## [Supplied records]
════════

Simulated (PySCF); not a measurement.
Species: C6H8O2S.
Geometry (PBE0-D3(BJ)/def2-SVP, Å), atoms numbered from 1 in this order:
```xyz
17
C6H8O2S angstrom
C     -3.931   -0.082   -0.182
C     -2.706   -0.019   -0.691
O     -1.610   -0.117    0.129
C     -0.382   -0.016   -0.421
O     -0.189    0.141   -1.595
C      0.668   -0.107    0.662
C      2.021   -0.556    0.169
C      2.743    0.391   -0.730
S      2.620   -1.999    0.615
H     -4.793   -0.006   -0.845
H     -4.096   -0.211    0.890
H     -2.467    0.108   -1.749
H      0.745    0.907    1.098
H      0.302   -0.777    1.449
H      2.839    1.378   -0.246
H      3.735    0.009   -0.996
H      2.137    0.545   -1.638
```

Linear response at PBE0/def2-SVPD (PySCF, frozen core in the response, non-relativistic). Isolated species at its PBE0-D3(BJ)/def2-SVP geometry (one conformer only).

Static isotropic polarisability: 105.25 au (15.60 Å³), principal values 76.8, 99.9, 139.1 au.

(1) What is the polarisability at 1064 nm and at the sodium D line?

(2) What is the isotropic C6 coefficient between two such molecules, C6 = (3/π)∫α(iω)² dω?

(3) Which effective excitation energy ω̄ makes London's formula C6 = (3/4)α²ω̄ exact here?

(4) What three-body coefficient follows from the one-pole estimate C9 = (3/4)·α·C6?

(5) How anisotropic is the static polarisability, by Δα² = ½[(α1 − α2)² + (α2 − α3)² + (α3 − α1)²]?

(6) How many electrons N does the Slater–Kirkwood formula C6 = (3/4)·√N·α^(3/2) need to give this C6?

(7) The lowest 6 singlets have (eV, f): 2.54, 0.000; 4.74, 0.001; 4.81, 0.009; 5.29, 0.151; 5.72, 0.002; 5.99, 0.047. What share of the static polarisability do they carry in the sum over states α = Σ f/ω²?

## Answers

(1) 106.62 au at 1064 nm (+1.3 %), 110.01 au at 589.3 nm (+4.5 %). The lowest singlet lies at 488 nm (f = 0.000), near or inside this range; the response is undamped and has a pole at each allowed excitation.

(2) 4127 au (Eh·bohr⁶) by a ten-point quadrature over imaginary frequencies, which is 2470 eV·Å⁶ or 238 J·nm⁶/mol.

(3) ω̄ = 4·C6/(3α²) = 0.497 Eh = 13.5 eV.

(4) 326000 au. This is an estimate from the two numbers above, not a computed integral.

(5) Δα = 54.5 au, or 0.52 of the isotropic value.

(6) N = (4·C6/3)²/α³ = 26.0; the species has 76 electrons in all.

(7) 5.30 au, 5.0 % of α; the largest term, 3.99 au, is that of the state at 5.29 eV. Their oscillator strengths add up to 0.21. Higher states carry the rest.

════════

## [Assigned task]
Return exactly, please, the lines of the material from the first one down to and including the line where "(2) What is" appears.

## [Written response]
Simulated (PySCF); not a measurement.
Species: C6H8O2S.
Geometry (PBE0-D3(BJ)/def2-SVP, Å), atoms numbered from 1 in this order:
```xyz
17
C6H8O2S angstrom
C     -3.931   -0.082   -0.182
C     -2.706   -0.019   -0.691
O     -1.610   -0.117    0.129
C     -0.382   -0.016   -0.421
O     -0.189    0.141   -1.595
C      0.668   -0.107    0.662
C      2.021   -0.556    0.169
C      2.743    0.391   -0.730
S      2.620   -1.999    0.615
H     -4.793   -0.006   -0.845
H     -4.096   -0.211    0.890
H     -2.467    0.108   -1.749
H      0.745    0.907    1.098
H      0.302   -0.777    1.449
H      2.839    1.378   -0.246
H      3.735    0.009   -0.996
H      2.137    0.545   -1.638
```

Linear response at PBE0/def2-SVPD (PySCF, frozen core in the response, non-relativistic). Isolated species at its PBE0-D3(BJ)/def2-SVP geometry (one conformer only).

Static isotropic polarisability: 105.25 au (15.60 Å³), principal values 76.8, 99.9, 139.1 au.

(1) What is the polarisability at 1064 nm and at the sodium D line?

(2) What is the isotropic C6 coefficient between two such molecules, C6 = (3/π)∫α(iω)² dω?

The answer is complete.